◇ ◇ ◇ ◇

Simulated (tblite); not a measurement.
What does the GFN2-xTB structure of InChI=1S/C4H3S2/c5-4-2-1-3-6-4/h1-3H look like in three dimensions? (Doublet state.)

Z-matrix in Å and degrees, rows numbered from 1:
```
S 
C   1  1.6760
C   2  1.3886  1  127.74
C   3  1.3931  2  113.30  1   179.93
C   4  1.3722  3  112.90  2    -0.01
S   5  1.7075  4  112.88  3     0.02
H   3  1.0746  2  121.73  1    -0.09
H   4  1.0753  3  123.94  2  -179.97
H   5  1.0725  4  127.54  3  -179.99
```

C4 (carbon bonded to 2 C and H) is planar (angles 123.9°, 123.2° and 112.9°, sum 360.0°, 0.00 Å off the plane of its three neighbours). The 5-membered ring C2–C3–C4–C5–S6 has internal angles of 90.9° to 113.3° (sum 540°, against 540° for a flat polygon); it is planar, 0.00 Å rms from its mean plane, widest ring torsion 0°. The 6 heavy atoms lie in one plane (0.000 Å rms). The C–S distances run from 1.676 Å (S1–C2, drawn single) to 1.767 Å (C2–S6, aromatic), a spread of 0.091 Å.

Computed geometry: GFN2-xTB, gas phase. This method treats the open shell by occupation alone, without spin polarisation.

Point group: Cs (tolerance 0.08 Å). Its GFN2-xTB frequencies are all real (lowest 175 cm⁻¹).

◇ ◇ ◇ ◇

### ACTION ITEM
Could you return exactly the lines above from the line with "C4 (carbon bonded" to the line with "Computed geometry: GFN2-xTB, gas", both included, and nothing else?

### EXERCISE RESPONSE
C4 (carbon bonded to 2 C and H) is planar (angles 123.9°, 123.2° and 112.9°, sum 360.0°, 0.00 Å off the plane of its three neighbours). The 5-membered ring C2–C3–C4–C5–S6 has internal angles of 90.9° to 113.3° (sum 540°, against 540° for a flat polygon); it is planar, 0.00 Å rms from its mean plane, widest ring torsion 0°. The 6 heavy atoms lie in one plane (0.000 Å rms). The C–S distances run from 1.676 Å (S1–C2, drawn single) to 1.767 Å (C2–S6, aromatic), a spread of 0.091 Å.

Computed geometry: GFN2-xTB, gas phase. This method treats the open shell by occupation alone, without spin polarisation.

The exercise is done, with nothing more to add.